### Work request
Could you restate every record below word for word?

### Given records
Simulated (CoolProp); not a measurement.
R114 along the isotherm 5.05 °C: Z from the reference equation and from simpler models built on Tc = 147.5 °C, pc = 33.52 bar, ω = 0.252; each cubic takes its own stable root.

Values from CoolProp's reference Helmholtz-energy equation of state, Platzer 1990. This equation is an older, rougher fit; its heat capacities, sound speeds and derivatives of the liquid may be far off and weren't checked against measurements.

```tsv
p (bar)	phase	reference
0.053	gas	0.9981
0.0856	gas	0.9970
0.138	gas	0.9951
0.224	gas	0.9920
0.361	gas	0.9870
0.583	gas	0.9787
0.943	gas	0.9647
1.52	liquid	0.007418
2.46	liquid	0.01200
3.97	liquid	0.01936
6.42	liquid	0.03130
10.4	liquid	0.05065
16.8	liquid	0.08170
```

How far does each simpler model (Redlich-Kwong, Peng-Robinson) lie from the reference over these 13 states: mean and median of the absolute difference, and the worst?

### Exercise output
Simulated (CoolProp); not a measurement.
R114 along the isotherm 5.05 °C: Z from the reference equation and from simpler models built on Tc = 147.5 °C, pc = 33.52 bar, ω = 0.252; each cubic takes its own stable root.

Values from CoolProp's reference Helmholtz-energy equation of state, Platzer 1990. This equation is an older, rougher fit; its heat capacities, sound speeds and derivatives of the liquid may be far off and weren't checked against measurements.

```tsv
p (bar)	phase	reference
0.053	gas	0.9981
0.0856	gas	0.9970
0.138	gas	0.9951
0.224	gas	0.9920
0.361	gas	0.9870
0.583	gas	0.9787
0.943	gas	0.9647
1.52	liquid	0.007418
2.46	liquid	0.01200
3.97	liquid	0.01936
6.42	liquid	0.03130
10.4	liquid	0.05065
16.8	liquid	0.08170
```

How far does each simpler model (Redlich-Kwong, Peng-Robinson) lie from the reference over these 13 states: mean and median of the absolute difference, and the worst?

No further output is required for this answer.